◆ **Assigned task**
Set down all the entries again, word for word.

-- Material supplied follows --

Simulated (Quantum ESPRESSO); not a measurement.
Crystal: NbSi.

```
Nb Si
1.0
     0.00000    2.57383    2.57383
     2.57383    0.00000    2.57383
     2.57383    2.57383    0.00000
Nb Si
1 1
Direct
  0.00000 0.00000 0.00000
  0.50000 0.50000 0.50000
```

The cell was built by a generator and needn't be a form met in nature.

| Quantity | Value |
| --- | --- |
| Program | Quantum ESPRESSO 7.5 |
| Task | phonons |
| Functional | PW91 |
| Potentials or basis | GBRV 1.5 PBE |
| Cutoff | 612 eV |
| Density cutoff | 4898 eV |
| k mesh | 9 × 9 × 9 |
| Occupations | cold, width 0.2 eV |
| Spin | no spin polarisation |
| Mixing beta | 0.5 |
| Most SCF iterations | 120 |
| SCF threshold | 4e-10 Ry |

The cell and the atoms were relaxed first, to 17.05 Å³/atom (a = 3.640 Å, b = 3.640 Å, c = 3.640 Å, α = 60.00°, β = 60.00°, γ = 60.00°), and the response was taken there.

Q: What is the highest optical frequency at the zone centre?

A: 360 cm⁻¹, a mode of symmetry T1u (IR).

-- Material supplied concluded --

◆ **Expected answer**
Simulated (Quantum ESPRESSO); not a measurement.
Crystal: NbSi.

```
Nb Si
1.0
     0.00000    2.57383    2.57383
     2.57383    0.00000    2.57383
     2.57383    2.57383    0.00000
Nb Si
1 1
Direct
  0.00000 0.00000 0.00000
  0.50000 0.50000 0.50000
```

The cell was built by a generator and needn't be a form met in nature.

| Quantity | Value |
| --- | --- |
| Program | Quantum ESPRESSO 7.5 |
| Task | phonons |
| Functional | PW91 |
| Potentials or basis | GBRV 1.5 PBE |
| Cutoff | 612 eV |
| Density cutoff | 4898 eV |
| k mesh | 9 × 9 × 9 |
| Occupations | cold, width 0.2 eV |
| Spin | no spin polarisation |
| Mixing beta | 0.5 |
| Most SCF iterations | 120 |
| SCF threshold | 4e-10 Ry |

The cell and the atoms were relaxed first, to 17.05 Å³/atom (a = 3.640 Å, b = 3.640 Å, c = 3.640 Å, α = 60.00°, β = 60.00°, γ = 60.00°), and the response was taken there.

Q: What is the highest optical frequency at the zone centre?

A: 360 cm⁻¹, a mode of symmetry T1u (IR).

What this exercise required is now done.